*Assignment*: When the line containing "in the cell)**" is found in the data below, copy it and each line after it through the line containing "Run with plane-wave", exactly and with no others.

*Extracted records*:
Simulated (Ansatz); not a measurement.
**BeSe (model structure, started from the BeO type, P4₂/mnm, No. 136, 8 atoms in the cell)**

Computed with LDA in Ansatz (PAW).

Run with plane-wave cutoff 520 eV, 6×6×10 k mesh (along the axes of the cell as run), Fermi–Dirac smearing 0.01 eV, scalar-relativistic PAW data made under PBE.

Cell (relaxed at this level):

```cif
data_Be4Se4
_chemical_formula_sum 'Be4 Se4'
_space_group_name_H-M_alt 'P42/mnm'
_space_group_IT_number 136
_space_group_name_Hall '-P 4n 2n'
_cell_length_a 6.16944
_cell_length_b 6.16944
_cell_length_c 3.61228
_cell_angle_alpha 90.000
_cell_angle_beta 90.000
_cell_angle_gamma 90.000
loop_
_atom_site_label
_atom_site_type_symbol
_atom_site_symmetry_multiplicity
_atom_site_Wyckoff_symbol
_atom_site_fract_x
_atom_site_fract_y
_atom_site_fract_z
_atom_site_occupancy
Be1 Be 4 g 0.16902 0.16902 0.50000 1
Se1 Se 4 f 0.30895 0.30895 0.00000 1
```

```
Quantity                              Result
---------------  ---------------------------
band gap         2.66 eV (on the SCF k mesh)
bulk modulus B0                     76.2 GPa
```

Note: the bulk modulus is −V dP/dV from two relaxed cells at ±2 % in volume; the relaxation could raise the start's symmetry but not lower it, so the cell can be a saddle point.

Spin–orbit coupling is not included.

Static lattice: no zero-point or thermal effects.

*Response box*:
**BeSe (model structure, started from the BeO type, P4₂/mnm, No. 136, 8 atoms in the cell)**

Computed with LDA in Ansatz (PAW).

Run with plane-wave cutoff 520 eV, 6×6×10 k mesh (along the axes of the cell as run), Fermi–Dirac smearing 0.01 eV, scalar-relativistic PAW data made under PBE.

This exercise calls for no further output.